▶ EXERCISE
Among the records below, find the line that has "The fault is"; from there, give the lines again exactly, and stop after the line that has "With that input, the".

▶ EXTRACTED ENTRIES
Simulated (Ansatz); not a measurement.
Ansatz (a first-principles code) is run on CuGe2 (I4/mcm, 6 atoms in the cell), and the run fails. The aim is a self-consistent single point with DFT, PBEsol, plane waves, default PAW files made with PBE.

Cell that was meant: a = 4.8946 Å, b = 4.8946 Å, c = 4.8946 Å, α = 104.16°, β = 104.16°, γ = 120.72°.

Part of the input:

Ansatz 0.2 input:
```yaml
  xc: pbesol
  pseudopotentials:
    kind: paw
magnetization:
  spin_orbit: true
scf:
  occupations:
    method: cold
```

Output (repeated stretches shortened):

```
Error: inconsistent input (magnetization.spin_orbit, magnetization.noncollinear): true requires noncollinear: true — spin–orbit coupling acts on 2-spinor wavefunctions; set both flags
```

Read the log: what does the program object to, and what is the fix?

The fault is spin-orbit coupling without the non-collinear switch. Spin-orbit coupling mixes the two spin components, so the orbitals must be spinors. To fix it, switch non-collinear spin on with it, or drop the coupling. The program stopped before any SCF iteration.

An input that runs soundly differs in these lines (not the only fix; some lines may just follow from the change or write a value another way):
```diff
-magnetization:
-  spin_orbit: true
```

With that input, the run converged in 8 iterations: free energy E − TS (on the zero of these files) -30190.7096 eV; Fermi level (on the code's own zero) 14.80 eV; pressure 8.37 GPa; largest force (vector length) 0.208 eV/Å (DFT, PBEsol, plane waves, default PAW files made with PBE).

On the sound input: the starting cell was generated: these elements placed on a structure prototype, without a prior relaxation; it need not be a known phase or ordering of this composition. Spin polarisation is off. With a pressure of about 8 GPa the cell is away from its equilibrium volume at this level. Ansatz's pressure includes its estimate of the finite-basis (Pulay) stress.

▶ RESPONSE BOX
The fault is spin-orbit coupling without the non-collinear switch. Spin-orbit coupling mixes the two spin components, so the orbitals must be spinors. To fix it, switch non-collinear spin on with it, or drop the coupling. The program stopped before any SCF iteration.

An input that runs soundly differs in these lines (not the only fix; some lines may just follow from the change or write a value another way):
```diff
-magnetization:
-  spin_orbit: true
```

With that input, the run converged in 8 iterations: free energy E − TS (on the zero of these files) -30190.7096 eV; Fermi level (on the code's own zero) 14.80 eV; pressure 8.37 GPa; largest force (vector length) 0.208 eV/Å (DFT, PBEsol, plane waves, default PAW files made with PBE).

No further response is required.